--- SOURCE MATERIAL Enclosed Below ---

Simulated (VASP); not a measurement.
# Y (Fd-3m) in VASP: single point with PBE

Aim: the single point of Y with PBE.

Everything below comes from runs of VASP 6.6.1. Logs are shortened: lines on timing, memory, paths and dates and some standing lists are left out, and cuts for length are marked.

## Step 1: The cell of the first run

--- End of Enclosed SOURCE MATERIAL ---

## WORK TASK
Please retype the entries above in full, exactly as they stand.

## TASK RESPONSE
Simulated (VASP); not a measurement.
# Y (Fd-3m) in VASP: single point with PBE

Aim: the single point of Y with PBE.

Everything below comes from runs of VASP 6.6.1. Logs are shortened: lines on timing, memory, paths and dates and some standing lists are left out, and cuts for length are marked.

## Step 1: The cell of the first run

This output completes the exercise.